______________________________
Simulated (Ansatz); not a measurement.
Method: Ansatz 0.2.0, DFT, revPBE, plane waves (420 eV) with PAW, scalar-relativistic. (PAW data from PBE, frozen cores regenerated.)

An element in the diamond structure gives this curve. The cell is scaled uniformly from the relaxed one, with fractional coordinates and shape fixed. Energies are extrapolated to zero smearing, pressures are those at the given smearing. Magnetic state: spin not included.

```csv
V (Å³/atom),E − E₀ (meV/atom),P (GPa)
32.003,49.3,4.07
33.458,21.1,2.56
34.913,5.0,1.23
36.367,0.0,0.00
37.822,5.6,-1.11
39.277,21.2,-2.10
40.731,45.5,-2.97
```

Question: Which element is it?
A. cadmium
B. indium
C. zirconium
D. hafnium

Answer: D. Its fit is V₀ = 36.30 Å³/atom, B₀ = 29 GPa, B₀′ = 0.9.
______________________________

ACTION ITEM — Would you copy, word for word, only the lines from the start of the listing to the one that contains "Method: Ansatz 0.2.0, DFT, revPBE, plane", both included?

ANSWER BOX —
Simulated (Ansatz); not a measurement.
Method: Ansatz 0.2.0, DFT, revPBE, plane waves (420 eV) with PAW, scalar-relativistic. (PAW data from PBE, frozen cores regenerated.)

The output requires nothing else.